# Activity
Lines from the beginning of the entries up to and including the one with "VASP's potentials were" must be duplicated word for word; leave out all others.

-------
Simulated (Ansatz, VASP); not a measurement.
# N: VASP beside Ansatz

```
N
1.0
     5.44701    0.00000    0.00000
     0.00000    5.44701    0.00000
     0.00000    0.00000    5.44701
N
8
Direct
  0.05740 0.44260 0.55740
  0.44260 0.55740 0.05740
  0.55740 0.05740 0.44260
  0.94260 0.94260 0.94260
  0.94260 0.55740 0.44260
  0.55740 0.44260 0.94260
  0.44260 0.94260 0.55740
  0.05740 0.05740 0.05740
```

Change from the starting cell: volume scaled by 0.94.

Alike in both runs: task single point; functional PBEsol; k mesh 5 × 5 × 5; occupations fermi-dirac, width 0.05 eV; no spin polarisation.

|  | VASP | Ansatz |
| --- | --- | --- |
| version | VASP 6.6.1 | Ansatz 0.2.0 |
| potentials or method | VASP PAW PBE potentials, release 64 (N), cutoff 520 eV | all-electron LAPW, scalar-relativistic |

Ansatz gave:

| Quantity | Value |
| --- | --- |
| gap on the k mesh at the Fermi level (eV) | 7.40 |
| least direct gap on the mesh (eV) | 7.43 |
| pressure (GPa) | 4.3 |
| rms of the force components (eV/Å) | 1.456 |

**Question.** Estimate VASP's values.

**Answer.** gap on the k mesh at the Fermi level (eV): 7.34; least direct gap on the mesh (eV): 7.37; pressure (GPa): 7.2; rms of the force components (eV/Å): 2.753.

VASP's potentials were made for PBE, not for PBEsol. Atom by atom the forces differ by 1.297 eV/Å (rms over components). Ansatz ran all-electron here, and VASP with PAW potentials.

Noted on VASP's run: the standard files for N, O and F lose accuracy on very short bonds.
-------

# Written answer
Simulated (Ansatz, VASP); not a measurement.
# N: VASP beside Ansatz

```
N
1.0
     5.44701    0.00000    0.00000
     0.00000    5.44701    0.00000
     0.00000    0.00000    5.44701
N
8
Direct
  0.05740 0.44260 0.55740
  0.44260 0.55740 0.05740
  0.55740 0.05740 0.44260
  0.94260 0.94260 0.94260
  0.94260 0.55740 0.44260
  0.55740 0.44260 0.94260
  0.44260 0.94260 0.55740
  0.05740 0.05740 0.05740
```

Change from the starting cell: volume scaled by 0.94.

Alike in both runs: task single point; functional PBEsol; k mesh 5 × 5 × 5; occupations fermi-dirac, width 0.05 eV; no spin polarisation.

|  | VASP | Ansatz |
| --- | --- | --- |
| version | VASP 6.6.1 | Ansatz 0.2.0 |
| potentials or method | VASP PAW PBE potentials, release 64 (N), cutoff 520 eV | all-electron LAPW, scalar-relativistic |

Ansatz gave:

| Quantity | Value |
| --- | --- |
| gap on the k mesh at the Fermi level (eV) | 7.40 |
| least direct gap on the mesh (eV) | 7.43 |
| pressure (GPa) | 4.3 |
| rms of the force components (eV/Å) | 1.456 |

**Question.** Estimate VASP's values.

**Answer.** gap on the k mesh at the Fermi level (eV): 7.34; least direct gap on the mesh (eV): 7.37; pressure (GPa): 7.2; rms of the force components (eV/Å): 2.753.

VASP's potentials were made for PBE, not for PBEsol. Atom by atom the forces differ by 1.297 eV/Å (rms over components). Ansatz ran all-electron here, and VASP with PAW potentials.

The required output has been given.